---------- RECORDS SHOWN ----------

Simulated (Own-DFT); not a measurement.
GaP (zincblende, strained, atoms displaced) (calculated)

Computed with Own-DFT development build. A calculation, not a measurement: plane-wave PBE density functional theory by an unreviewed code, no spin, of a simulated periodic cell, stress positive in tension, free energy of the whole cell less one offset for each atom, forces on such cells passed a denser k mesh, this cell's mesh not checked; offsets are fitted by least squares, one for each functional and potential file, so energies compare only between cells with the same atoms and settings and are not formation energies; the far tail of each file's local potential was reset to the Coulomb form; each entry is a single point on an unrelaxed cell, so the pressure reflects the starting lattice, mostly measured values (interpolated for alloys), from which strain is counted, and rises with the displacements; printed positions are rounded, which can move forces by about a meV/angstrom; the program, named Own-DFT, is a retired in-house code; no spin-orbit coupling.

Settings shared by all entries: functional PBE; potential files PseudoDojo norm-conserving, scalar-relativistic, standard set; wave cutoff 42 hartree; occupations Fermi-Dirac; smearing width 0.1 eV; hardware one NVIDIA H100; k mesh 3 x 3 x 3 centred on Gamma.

----------

**WORK INSTRUCTION**: Your answer must be an exact transcription of every record above.

**EXERCISE RESULT**:
Simulated (Own-DFT); not a measurement.
GaP (zincblende, strained, atoms displaced) (calculated)

Computed with Own-DFT development build. A calculation, not a measurement: plane-wave PBE density functional theory by an unreviewed code, no spin, of a simulated periodic cell, stress positive in tension, free energy of the whole cell less one offset for each atom, forces on such cells passed a denser k mesh, this cell's mesh not checked; offsets are fitted by least squares, one for each functional and potential file, so energies compare only between cells with the same atoms and settings and are not formation energies; the far tail of each file's local potential was reset to the Coulomb form; each entry is a single point on an unrelaxed cell, so the pressure reflects the starting lattice, mostly measured values (interpolated for alloys), from which strain is counted, and rises with the displacements; printed positions are rounded, which can move forces by about a meV/angstrom; the program, named Own-DFT, is a retired in-house code; no spin-orbit coupling.

Settings shared by all entries: functional PBE; potential files PseudoDojo norm-conserving, scalar-relativistic, standard set; wave cutoff 42 hartree; occupations Fermi-Dirac; smearing width 0.1 eV; hardware one NVIDIA H100; k mesh 3 x 3 x 3 centred on Gamma.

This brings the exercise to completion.